## Action item
In the listing below, find the line containing "(highest chemical shift)?" and the line containing "1.06 | 1.361 |". Repeat exactly those two lines and every line between them, nothing more.

[[ Extracted data, beginning ]]

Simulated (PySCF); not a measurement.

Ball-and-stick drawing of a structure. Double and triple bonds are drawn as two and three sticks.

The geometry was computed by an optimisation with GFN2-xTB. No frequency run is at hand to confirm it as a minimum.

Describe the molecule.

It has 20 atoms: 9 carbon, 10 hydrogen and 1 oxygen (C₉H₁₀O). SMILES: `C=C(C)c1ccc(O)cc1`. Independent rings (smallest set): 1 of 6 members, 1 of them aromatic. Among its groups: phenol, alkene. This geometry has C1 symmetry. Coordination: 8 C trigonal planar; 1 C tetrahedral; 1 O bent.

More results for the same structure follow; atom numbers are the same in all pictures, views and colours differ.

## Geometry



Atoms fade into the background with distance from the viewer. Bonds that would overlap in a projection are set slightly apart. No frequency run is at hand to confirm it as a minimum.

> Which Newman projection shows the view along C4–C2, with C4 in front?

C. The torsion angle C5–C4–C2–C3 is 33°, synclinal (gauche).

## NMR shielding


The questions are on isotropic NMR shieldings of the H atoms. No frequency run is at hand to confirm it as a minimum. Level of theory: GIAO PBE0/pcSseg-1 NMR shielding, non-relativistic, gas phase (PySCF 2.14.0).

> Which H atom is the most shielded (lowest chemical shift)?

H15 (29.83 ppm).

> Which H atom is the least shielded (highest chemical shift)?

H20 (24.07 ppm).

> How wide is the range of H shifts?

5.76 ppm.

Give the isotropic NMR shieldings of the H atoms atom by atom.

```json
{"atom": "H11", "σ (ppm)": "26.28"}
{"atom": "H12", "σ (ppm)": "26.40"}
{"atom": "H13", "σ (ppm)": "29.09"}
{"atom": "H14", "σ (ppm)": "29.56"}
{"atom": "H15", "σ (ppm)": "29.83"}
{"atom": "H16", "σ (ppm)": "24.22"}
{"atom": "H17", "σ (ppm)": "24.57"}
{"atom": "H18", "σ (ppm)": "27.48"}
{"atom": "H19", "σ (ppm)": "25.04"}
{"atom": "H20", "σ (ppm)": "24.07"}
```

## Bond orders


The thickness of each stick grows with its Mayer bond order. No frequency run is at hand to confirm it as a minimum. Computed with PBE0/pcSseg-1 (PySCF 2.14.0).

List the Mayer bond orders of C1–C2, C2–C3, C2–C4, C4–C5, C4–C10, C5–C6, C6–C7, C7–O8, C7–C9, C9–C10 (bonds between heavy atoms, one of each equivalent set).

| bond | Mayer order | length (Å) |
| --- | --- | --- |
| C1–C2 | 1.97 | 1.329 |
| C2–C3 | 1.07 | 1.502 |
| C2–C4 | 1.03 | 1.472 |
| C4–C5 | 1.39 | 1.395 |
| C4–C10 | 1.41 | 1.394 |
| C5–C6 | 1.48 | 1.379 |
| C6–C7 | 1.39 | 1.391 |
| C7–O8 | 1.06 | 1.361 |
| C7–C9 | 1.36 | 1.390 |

[[ Extracted data, end ]]

## Problem solution
> Which H atom is the least shielded (highest chemical shift)?

H20 (24.07 ppm).

> How wide is the range of H shifts?

5.76 ppm.

Give the isotropic NMR shieldings of the H atoms atom by atom.

```json
{"atom": "H11", "σ (ppm)": "26.28"}
{"atom": "H12", "σ (ppm)": "26.40"}
{"atom": "H13", "σ (ppm)": "29.09"}
{"atom": "H14", "σ (ppm)": "29.56"}
{"atom": "H15", "σ (ppm)": "29.83"}
{"atom": "H16", "σ (ppm)": "24.22"}
{"atom": "H17", "σ (ppm)": "24.57"}
{"atom": "H18", "σ (ppm)": "27.48"}
{"atom": "H19", "σ (ppm)": "25.04"}
{"atom": "H20", "σ (ppm)": "24.07"}
```

## Bond orders


The thickness of each stick grows with its Mayer bond order. No frequency run is at hand to confirm it as a minimum. Computed with PBE0/pcSseg-1 (PySCF 2.14.0).

List the Mayer bond orders of C1–C2, C2–C3, C2–C4, C4–C5, C4–C10, C5–C6, C6–C7, C7–O8, C7–C9, C9–C10 (bonds between heavy atoms, one of each equivalent set).

| bond | Mayer order | length (Å) |
| --- | --- | --- |
| C1–C2 | 1.97 | 1.329 |
| C2–C3 | 1.07 | 1.502 |
| C2–C4 | 1.03 | 1.472 |
| C4–C5 | 1.39 | 1.395 |
| C4–C10 | 1.41 | 1.394 |
| C5–C6 | 1.48 | 1.379 |
| C6–C7 | 1.39 | 1.391 |
| C7–O8 | 1.06 | 1.361 |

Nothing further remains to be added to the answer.